EXCERPTED RECORDS:
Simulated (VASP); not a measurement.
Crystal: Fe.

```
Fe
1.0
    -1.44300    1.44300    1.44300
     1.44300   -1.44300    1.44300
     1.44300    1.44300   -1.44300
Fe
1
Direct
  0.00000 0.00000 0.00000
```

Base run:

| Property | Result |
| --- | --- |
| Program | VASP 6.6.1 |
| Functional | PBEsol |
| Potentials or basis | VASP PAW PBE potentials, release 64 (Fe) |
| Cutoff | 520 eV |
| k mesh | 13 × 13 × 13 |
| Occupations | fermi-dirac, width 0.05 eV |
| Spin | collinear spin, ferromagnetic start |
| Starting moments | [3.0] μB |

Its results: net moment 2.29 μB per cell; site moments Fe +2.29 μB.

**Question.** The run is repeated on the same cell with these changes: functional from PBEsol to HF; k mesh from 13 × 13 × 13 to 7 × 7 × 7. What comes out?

WORK ORDER:
Reproduce exactly the section above that begins at the line containing "Crystal: Fe." and ends at the line containing "Its results: net", leaving out all other lines.

YOUR RESPONSE:
Crystal: Fe.

```
Fe
1.0
    -1.44300    1.44300    1.44300
     1.44300   -1.44300    1.44300
     1.44300    1.44300   -1.44300
Fe
1
Direct
  0.00000 0.00000 0.00000
```

Base run:

| Property | Result |
| --- | --- |
| Program | VASP 6.6.1 |
| Functional | PBEsol |
| Potentials or basis | VASP PAW PBE potentials, release 64 (Fe) |
| Cutoff | 520 eV |
| k mesh | 13 × 13 × 13 |
| Occupations | fermi-dirac, width 0.05 eV |
| Spin | collinear spin, ferromagnetic start |
| Starting moments | [3.0] μB |

Its results: net moment 2.29 μB per cell; site moments Fe +2.29 μB.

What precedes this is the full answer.